Work instruction: Print nothing except the lines of the listing below from the line with "Question: Which is" to the line with "dipole 1.27 D", each exactly as written, both ends included.

☆ ☆ ☆ ☆ ☆ ☆ ☆

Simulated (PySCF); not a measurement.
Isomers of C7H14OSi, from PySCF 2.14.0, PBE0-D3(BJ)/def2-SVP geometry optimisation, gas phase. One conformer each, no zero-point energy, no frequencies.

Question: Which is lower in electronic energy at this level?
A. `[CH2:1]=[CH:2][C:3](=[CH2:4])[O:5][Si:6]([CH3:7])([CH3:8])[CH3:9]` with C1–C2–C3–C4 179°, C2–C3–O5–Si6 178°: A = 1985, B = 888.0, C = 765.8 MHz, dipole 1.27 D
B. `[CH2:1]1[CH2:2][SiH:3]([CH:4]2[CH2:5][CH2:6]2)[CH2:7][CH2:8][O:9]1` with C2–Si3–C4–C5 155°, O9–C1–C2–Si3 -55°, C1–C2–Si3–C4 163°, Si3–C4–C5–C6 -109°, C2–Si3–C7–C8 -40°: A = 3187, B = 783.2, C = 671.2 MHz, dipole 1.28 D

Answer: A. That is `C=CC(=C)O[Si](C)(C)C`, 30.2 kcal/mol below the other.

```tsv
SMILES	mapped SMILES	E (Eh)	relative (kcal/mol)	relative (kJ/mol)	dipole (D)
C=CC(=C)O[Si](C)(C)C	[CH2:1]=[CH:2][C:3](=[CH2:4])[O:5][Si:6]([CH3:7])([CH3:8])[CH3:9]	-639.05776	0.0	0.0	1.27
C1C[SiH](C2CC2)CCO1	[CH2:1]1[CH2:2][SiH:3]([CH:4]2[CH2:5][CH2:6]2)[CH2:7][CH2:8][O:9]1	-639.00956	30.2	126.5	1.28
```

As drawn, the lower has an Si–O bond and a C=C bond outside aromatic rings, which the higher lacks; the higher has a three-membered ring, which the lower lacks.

☆ ☆ ☆ ☆ ☆ ☆ ☆

Response area:
Question: Which is lower in electronic energy at this level?
A. `[CH2:1]=[CH:2][C:3](=[CH2:4])[O:5][Si:6]([CH3:7])([CH3:8])[CH3:9]` with C1–C2–C3–C4 179°, C2–C3–O5–Si6 178°: A = 1985, B = 888.0, C = 765.8 MHz, dipole 1.27 D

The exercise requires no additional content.